#### WORK ORDER:
Every line of the material must come back exactly as given.

▼▼▼

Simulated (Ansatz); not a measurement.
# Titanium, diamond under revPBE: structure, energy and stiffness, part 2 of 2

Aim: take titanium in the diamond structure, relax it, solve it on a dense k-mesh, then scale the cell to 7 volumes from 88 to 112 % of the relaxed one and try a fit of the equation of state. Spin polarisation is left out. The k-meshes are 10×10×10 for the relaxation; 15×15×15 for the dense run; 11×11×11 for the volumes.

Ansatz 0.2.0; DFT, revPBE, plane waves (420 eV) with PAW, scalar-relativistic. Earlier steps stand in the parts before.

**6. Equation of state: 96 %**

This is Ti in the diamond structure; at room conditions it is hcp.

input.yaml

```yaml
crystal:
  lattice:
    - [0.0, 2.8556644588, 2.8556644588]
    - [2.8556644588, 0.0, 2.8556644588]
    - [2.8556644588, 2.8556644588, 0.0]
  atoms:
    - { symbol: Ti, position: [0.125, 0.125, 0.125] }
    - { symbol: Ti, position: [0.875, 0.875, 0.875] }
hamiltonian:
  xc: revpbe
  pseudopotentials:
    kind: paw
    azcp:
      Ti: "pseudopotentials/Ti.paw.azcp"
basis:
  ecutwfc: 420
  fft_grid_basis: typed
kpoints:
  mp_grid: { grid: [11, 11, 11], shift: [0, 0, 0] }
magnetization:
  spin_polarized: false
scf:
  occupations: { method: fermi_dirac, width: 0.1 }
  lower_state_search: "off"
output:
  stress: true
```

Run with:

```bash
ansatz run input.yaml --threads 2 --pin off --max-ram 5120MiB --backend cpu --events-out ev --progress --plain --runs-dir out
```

▲▲▲

#### WRITTEN SOLUTION:
Simulated (Ansatz); not a measurement.
# Titanium, diamond under revPBE: structure, energy and stiffness, part 2 of 2

Aim: take titanium in the diamond structure, relax it, solve it on a dense k-mesh, then scale the cell to 7 volumes from 88 to 112 % of the relaxed one and try a fit of the equation of state. Spin polarisation is left out. The k-meshes are 10×10×10 for the relaxation; 15×15×15 for the dense run; 11×11×11 for the volumes.

Ansatz 0.2.0; DFT, revPBE, plane waves (420 eV) with PAW, scalar-relativistic. Earlier steps stand in the parts before.

**6. Equation of state: 96 %**

This is Ti in the diamond structure; at room conditions it is hcp.

input.yaml

```yaml
crystal:
  lattice:
    - [0.0, 2.8556644588, 2.8556644588]
    - [2.8556644588, 0.0, 2.8556644588]
    - [2.8556644588, 2.8556644588, 0.0]
  atoms:
    - { symbol: Ti, position: [0.125, 0.125, 0.125] }
    - { symbol: Ti, position: [0.875, 0.875, 0.875] }
hamiltonian:
  xc: revpbe
  pseudopotentials:
    kind: paw
    azcp:
      Ti: "pseudopotentials/Ti.paw.azcp"
basis:
  ecutwfc: 420
  fft_grid_basis: typed
kpoints:
  mp_grid: { grid: [11, 11, 11], shift: [0, 0, 0] }
magnetization:
  spin_polarized: false
scf:
  occupations: { method: fermi_dirac, width: 0.1 }
  lower_state_search: "off"
output:
  stress: true
```

Run with:

```bash
ansatz run input.yaml --threads 2 --pin off --max-ram 5120MiB --backend cpu --events-out ev --progress --plain --runs-dir out
```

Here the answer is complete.